START STUDY MATERIAL

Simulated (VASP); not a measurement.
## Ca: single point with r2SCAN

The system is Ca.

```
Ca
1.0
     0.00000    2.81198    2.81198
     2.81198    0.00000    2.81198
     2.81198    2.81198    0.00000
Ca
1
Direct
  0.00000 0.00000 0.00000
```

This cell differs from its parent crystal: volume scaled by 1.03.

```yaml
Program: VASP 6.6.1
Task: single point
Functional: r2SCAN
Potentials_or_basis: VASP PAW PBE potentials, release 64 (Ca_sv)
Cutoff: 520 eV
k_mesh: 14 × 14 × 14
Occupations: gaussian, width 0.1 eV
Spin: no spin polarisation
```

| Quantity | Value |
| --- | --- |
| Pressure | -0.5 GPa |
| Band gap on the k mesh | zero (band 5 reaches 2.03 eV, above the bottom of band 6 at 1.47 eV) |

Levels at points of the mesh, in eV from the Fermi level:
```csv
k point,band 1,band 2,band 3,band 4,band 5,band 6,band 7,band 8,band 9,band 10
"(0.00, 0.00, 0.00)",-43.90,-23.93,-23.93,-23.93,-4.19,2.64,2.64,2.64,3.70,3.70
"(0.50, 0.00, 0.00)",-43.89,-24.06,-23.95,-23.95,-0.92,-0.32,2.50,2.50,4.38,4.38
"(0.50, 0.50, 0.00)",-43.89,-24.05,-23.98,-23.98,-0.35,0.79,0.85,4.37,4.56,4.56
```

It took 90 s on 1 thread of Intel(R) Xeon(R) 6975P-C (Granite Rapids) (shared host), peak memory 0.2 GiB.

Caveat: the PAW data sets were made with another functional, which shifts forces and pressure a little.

END STUDY MATERIAL

## REQUIRED ACTION:
In the entries above, please find the line with "Levels at points" and the line with "It took 90 s", then write out exactly those two lines and every line between them, and nothing more.

## TASK OUTPUT:
Levels at points of the mesh, in eV from the Fermi level:
```csv
k point,band 1,band 2,band 3,band 4,band 5,band 6,band 7,band 8,band 9,band 10
"(0.00, 0.00, 0.00)",-43.90,-23.93,-23.93,-23.93,-4.19,2.64,2.64,2.64,3.70,3.70
"(0.50, 0.00, 0.00)",-43.89,-24.06,-23.95,-23.95,-0.92,-0.32,2.50,2.50,4.38,4.38
"(0.50, 0.50, 0.00)",-43.89,-24.05,-23.98,-23.98,-0.35,0.79,0.85,4.37,4.56,4.56
```

It took 90 s on 1 thread of Intel(R) Xeon(R) 6975P-C (Granite Rapids) (shared host), peak memory 0.2 GiB.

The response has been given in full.